=======
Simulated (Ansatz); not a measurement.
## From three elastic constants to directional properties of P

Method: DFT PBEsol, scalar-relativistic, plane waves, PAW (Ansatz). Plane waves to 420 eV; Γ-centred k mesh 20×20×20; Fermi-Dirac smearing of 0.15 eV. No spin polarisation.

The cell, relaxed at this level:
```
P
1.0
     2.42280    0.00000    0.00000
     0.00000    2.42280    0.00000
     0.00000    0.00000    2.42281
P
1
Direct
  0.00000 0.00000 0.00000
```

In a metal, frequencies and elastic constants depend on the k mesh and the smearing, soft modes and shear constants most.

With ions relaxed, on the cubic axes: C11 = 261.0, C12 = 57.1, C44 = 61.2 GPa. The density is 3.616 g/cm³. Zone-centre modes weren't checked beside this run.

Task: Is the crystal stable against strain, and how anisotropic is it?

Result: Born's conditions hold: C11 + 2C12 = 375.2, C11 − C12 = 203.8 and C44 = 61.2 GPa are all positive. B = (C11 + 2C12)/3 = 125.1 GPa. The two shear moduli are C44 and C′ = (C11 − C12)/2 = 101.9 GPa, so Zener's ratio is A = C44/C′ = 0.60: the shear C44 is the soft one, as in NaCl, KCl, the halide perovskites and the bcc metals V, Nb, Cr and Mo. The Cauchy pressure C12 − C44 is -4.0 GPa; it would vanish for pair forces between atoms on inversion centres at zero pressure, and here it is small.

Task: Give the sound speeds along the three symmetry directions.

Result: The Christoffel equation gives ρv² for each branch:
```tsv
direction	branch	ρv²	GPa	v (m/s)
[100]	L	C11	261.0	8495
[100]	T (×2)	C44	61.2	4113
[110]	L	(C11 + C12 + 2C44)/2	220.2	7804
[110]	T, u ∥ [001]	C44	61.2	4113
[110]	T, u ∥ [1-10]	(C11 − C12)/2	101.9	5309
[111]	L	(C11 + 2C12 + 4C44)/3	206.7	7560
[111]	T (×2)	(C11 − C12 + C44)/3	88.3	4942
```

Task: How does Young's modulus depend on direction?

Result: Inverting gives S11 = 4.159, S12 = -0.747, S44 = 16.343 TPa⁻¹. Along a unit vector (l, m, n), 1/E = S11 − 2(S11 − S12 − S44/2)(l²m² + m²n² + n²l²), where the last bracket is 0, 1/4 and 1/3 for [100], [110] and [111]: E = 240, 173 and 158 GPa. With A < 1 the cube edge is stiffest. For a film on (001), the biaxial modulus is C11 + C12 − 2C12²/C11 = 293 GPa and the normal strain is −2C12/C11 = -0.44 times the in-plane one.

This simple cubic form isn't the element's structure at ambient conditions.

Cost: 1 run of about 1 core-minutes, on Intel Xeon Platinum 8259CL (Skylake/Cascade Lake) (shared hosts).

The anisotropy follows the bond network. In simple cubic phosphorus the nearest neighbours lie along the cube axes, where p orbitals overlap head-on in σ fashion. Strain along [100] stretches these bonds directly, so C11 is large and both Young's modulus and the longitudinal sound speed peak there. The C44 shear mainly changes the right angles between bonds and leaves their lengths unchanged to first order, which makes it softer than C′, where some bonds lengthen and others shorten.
=======

[Assigned task] Only the lines from the first line of the records through the line containing "Task: How does" should be repeated, exactly as they appear.

[Task response]
Simulated (Ansatz); not a measurement.
## From three elastic constants to directional properties of P

Method: DFT PBEsol, scalar-relativistic, plane waves, PAW (Ansatz). Plane waves to 420 eV; Γ-centred k mesh 20×20×20; Fermi-Dirac smearing of 0.15 eV. No spin polarisation.

The cell, relaxed at this level:
```
P
1.0
     2.42280    0.00000    0.00000
     0.00000    2.42280    0.00000
     0.00000    0.00000    2.42281
P
1
Direct
  0.00000 0.00000 0.00000
```

In a metal, frequencies and elastic constants depend on the k mesh and the smearing, soft modes and shear constants most.

With ions relaxed, on the cubic axes: C11 = 261.0, C12 = 57.1, C44 = 61.2 GPa. The density is 3.616 g/cm³. Zone-centre modes weren't checked beside this run.

Task: Is the crystal stable against strain, and how anisotropic is it?

Result: Born's conditions hold: C11 + 2C12 = 375.2, C11 − C12 = 203.8 and C44 = 61.2 GPa are all positive. B = (C11 + 2C12)/3 = 125.1 GPa. The two shear moduli are C44 and C′ = (C11 − C12)/2 = 101.9 GPa, so Zener's ratio is A = C44/C′ = 0.60: the shear C44 is the soft one, as in NaCl, KCl, the halide perovskites and the bcc metals V, Nb, Cr and Mo. The Cauchy pressure C12 − C44 is -4.0 GPa; it would vanish for pair forces between atoms on inversion centres at zero pressure, and here it is small.

Task: Give the sound speeds along the three symmetry directions.

Result: The Christoffel equation gives ρv² for each branch:
```tsv
direction	branch	ρv²	GPa	v (m/s)
[100]	L	C11	261.0	8495
[100]	T (×2)	C44	61.2	4113
[110]	L	(C11 + C12 + 2C44)/2	220.2	7804
[110]	T, u ∥ [001]	C44	61.2	4113
[110]	T, u ∥ [1-10]	(C11 − C12)/2	101.9	5309
[111]	L	(C11 + 2C12 + 4C44)/3	206.7	7560
[111]	T (×2)	(C11 − C12 + C44)/3	88.3	4942
```

Task: How does Young's modulus depend on direction?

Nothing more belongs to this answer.